Assignment:
Below this line is the material. Write out only its lines from the one containing "NICS = −σ at" through the one containing "Question: Order these", both kept, exactly.

---*---
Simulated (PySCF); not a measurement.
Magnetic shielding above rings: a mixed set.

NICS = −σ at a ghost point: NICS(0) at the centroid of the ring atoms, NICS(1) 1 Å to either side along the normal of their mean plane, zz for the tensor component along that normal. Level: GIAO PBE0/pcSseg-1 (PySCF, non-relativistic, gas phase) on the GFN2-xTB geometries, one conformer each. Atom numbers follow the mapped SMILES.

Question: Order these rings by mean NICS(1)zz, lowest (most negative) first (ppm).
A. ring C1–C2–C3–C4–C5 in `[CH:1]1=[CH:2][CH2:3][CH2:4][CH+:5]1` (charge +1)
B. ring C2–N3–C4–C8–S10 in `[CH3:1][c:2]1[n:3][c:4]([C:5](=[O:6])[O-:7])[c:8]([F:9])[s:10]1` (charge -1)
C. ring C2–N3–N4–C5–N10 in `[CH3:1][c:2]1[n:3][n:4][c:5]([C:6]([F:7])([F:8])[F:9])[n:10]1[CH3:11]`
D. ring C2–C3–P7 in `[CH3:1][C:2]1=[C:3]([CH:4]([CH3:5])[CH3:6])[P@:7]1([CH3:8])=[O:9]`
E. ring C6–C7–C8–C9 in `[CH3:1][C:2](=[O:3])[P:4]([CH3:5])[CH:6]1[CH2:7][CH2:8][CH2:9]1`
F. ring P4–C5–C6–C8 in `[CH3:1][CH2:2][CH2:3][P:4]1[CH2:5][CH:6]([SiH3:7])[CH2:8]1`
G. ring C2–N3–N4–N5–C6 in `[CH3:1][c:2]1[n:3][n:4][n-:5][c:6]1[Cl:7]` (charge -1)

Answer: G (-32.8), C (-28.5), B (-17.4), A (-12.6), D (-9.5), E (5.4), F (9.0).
---*---

Response area:
NICS = −σ at a ghost point: NICS(0) at the centroid of the ring atoms, NICS(1) 1 Å to either side along the normal of their mean plane, zz for the tensor component along that normal. Level: GIAO PBE0/pcSseg-1 (PySCF, non-relativistic, gas phase) on the GFN2-xTB geometries, one conformer each. Atom numbers follow the mapped SMILES.

Question: Order these rings by mean NICS(1)zz, lowest (most negative) first (ppm).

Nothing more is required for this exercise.